┌────────

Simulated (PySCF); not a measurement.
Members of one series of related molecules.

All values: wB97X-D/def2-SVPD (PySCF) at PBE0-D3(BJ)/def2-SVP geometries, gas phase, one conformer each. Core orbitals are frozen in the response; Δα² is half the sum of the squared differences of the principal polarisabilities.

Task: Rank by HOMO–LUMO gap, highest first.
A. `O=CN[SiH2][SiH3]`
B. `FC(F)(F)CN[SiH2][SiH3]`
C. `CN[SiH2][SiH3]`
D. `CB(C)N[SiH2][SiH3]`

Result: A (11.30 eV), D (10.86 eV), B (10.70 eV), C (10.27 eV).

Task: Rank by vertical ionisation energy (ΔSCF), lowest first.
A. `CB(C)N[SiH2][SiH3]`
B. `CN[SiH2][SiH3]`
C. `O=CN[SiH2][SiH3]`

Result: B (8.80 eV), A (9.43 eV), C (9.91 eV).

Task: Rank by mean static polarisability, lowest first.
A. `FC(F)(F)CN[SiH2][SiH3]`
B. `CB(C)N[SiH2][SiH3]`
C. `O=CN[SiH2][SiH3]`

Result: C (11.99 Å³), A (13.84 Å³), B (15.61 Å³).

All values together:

└────────

> [BRIEF] Looking at the entries above, can you reproduce exactly the lines from the one that holds "Task: Rank by mean" through the one that holds "Result: C (11.99", and only those?

> [PROBLEM SOLUTION]
Task: Rank by mean static polarisability, lowest first.
A. `FC(F)(F)CN[SiH2][SiH3]`
B. `CB(C)N[SiH2][SiH3]`
C. `O=CN[SiH2][SiH3]`

Result: C (11.99 Å³), A (13.84 Å³), B (15.61 Å³).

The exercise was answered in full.